REQUIRED ACTION:
Print the first line of the data below and every one after it, through the line containing "- k mesh: 12 × 12 × 6", exactly as written.

PROVIDED RECORDS:
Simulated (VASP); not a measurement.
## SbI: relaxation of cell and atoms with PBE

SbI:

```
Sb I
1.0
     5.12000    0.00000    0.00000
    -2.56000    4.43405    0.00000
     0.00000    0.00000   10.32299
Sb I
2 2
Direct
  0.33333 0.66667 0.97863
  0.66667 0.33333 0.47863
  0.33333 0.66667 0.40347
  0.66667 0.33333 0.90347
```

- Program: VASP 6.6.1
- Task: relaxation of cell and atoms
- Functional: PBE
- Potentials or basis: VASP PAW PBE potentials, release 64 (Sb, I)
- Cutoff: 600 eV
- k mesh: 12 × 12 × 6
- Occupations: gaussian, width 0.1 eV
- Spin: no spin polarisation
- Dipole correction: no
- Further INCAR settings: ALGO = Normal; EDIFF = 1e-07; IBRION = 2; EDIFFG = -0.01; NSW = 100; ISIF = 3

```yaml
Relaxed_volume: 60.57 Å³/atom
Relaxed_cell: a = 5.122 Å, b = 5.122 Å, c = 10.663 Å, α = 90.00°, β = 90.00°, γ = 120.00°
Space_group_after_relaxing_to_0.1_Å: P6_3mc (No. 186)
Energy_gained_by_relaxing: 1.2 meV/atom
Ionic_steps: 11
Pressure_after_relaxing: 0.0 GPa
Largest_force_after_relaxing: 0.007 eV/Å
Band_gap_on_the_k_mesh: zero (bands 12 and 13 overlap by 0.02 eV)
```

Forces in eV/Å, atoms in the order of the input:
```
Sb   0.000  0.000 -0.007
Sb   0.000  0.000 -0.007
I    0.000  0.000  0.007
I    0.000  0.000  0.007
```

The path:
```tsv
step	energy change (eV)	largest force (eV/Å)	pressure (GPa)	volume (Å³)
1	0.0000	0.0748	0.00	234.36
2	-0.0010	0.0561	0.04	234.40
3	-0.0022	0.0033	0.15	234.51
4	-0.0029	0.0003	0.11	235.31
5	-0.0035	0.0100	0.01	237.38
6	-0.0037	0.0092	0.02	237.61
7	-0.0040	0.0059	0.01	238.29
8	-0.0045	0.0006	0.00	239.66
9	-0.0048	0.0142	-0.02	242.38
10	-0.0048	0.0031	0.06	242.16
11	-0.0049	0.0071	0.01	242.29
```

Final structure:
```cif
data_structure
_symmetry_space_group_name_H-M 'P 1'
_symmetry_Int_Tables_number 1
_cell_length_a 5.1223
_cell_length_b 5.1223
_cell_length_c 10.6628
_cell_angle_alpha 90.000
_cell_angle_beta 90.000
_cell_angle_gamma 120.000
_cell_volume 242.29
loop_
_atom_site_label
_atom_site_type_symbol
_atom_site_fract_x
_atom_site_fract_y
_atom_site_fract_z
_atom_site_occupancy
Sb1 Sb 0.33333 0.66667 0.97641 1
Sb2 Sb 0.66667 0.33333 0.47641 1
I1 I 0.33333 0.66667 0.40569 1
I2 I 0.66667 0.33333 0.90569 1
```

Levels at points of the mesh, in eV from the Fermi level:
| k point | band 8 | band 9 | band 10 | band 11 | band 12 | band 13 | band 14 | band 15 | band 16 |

EXERCISE ANSWER:
Simulated (VASP); not a measurement.
## SbI: relaxation of cell and atoms with PBE

SbI:

```
Sb I
1.0
     5.12000    0.00000    0.00000
    -2.56000    4.43405    0.00000
     0.00000    0.00000   10.32299
Sb I
2 2
Direct
  0.33333 0.66667 0.97863
  0.66667 0.33333 0.47863
  0.33333 0.66667 0.40347
  0.66667 0.33333 0.90347
```

- Program: VASP 6.6.1
- Task: relaxation of cell and atoms
- Functional: PBE
- Potentials or basis: VASP PAW PBE potentials, release 64 (Sb, I)
- Cutoff: 600 eV
- k mesh: 12 × 12 × 6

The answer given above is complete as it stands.